Required action
Please restate the material below word for word, from the first line through the one that contains "Bond lengths: O1–Ga2", inclusive.

Source information
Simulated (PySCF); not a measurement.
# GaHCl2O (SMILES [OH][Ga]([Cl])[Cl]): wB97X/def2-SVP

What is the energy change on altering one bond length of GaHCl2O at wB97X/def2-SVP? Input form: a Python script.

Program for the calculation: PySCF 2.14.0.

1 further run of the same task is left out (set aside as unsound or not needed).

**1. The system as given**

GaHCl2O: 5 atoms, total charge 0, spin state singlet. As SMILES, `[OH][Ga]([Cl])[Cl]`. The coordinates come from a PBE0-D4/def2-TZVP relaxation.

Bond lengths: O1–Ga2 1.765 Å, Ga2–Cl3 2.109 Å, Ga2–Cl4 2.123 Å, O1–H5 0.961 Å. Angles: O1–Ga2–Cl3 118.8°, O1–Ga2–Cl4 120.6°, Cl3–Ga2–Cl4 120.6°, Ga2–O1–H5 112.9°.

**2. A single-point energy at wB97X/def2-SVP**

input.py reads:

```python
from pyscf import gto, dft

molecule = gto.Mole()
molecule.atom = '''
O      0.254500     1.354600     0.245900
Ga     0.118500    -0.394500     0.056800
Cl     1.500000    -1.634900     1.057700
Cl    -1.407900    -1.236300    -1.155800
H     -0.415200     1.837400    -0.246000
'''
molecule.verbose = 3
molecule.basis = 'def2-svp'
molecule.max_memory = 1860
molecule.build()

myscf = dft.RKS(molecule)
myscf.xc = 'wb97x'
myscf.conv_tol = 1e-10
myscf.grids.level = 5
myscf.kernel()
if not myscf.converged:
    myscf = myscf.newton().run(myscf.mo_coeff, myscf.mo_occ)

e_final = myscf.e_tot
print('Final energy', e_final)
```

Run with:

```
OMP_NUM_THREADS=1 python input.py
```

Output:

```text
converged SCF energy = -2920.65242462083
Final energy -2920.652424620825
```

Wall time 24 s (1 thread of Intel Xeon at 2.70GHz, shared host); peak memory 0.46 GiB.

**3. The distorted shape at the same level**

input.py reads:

Task output
Simulated (PySCF); not a measurement.
# GaHCl2O (SMILES [OH][Ga]([Cl])[Cl]): wB97X/def2-SVP

What is the energy change on altering one bond length of GaHCl2O at wB97X/def2-SVP? Input form: a Python script.

Program for the calculation: PySCF 2.14.0.

1 further run of the same task is left out (set aside as unsound or not needed).

**1. The system as given**

GaHCl2O: 5 atoms, total charge 0, spin state singlet. As SMILES, `[OH][Ga]([Cl])[Cl]`. The coordinates come from a PBE0-D4/def2-TZVP relaxation.

Bond lengths: O1–Ga2 1.765 Å, Ga2–Cl3 2.109 Å, Ga2–Cl4 2.123 Å, O1–H5 0.961 Å. Angles: O1–Ga2–Cl3 118.8°, O1–Ga2–Cl4 120.6°, Cl3–Ga2–Cl4 120.6°, Ga2–O1–H5 112.9°.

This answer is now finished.